In the material below, the required lines run from the one containing "A: Stress of" through the one containing "Then −Δσ_ii/ε with". Copy those lines exactly, ends included, and nothing else.

----- Extracted data

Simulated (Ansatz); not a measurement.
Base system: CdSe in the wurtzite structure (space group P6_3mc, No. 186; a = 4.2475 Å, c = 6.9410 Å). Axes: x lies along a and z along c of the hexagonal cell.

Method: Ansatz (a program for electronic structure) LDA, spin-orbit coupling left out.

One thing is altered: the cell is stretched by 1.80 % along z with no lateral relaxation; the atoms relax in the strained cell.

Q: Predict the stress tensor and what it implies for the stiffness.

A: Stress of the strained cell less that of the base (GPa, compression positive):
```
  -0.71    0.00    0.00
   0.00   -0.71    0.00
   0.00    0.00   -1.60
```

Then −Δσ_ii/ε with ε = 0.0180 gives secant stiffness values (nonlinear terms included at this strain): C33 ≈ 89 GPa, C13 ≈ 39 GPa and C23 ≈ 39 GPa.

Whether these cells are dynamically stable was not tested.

----------

▶ **Exercise response**:
A: Stress of the strained cell less that of the base (GPa, compression positive):
```
  -0.71    0.00    0.00
   0.00   -0.71    0.00
   0.00    0.00   -1.60
```

Then −Δσ_ii/ε with ε = 0.0180 gives secant stiffness values (nonlinear terms included at this strain): C33 ≈ 89 GPa, C13 ≈ 39 GPa and C23 ≈ 39 GPa.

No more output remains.